=== Data excerpts ===
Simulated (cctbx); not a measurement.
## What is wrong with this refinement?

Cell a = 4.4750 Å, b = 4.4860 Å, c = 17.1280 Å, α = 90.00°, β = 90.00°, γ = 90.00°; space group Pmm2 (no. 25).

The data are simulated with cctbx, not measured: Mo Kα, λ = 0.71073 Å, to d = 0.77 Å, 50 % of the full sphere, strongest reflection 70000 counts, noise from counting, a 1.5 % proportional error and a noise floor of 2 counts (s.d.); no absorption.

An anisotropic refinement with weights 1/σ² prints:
===

● **Action item**:
Write down exactly every line of the material above up to and including the line containing "The data are".

● **Exercise answer**:
Simulated (cctbx); not a measurement.
## What is wrong with this refinement?

Cell a = 4.4750 Å, b = 4.4860 Å, c = 17.1280 Å, α = 90.00°, β = 90.00°, γ = 90.00°; space group Pmm2 (no. 25).

The data are simulated with cctbx, not measured: Mo Kα, λ = 0.71073 Å, to d = 0.77 Å, 50 % of the full sphere, strongest reflection 70000 counts, noise from counting, a 1.5 % proportional error and a noise floor of 2 counts (s.d.); no absorption.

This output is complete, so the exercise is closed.